__Work item__
Every entry needs to be written out again exactly.

----- Given entries -----

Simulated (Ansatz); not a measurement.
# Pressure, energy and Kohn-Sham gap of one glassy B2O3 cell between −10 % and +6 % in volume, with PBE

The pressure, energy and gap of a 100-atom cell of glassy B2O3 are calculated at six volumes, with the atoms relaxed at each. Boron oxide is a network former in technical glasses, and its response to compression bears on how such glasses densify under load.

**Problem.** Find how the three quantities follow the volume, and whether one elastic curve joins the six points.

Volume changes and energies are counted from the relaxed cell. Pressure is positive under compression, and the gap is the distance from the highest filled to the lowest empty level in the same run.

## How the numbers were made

-----

__Response__
Simulated (Ansatz); not a measurement.
# Pressure, energy and Kohn-Sham gap of one glassy B2O3 cell between −10 % and +6 % in volume, with PBE

The pressure, energy and gap of a 100-atom cell of glassy B2O3 are calculated at six volumes, with the atoms relaxed at each. Boron oxide is a network former in technical glasses, and its response to compression bears on how such glasses densify under load.

**Problem.** Find how the three quantities follow the volume, and whether one elastic curve joins the six points.

Volume changes and energies are counted from the relaxed cell. Pressure is positive under compression, and the gap is the distance from the highest filled to the lowest empty level in the same run.

## How the numbers were made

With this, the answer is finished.